#### Given entries ####

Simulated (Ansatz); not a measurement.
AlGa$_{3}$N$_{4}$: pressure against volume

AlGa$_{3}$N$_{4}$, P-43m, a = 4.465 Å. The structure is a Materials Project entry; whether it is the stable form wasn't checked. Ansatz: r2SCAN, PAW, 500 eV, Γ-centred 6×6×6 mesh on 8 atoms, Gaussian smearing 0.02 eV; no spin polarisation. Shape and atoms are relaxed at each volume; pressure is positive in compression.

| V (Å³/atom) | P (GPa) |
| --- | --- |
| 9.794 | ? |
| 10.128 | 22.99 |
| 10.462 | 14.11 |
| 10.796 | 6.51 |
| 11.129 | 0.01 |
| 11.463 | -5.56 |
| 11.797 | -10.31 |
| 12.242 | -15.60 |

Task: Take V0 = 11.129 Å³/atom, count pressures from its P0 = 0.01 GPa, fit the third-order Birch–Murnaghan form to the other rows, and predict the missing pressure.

####

### Work instruction
The data above is to be returned exactly, with nothing altered.

### Task response
Simulated (Ansatz); not a measurement.
AlGa$_{3}$N$_{4}$: pressure against volume

AlGa$_{3}$N$_{4}$, P-43m, a = 4.465 Å. The structure is a Materials Project entry; whether it is the stable form wasn't checked. Ansatz: r2SCAN, PAW, 500 eV, Γ-centred 6×6×6 mesh on 8 atoms, Gaussian smearing 0.02 eV; no spin polarisation. Shape and atoms are relaxed at each volume; pressure is positive in compression.

| V (Å³/atom) | P (GPa) |
| --- | --- |
| 9.794 | ? |
| 10.128 | 22.99 |
| 10.462 | 14.11 |
| 10.796 | 6.51 |
| 11.129 | 0.01 |
| 11.463 | -5.56 |
| 11.797 | -10.31 |
| 12.242 | -15.60 |

Task: Take V0 = 11.129 Å³/atom, count pressures from its P0 = 0.01 GPa, fit the third-order Birch–Murnaghan form to the other rows, and predict the missing pressure.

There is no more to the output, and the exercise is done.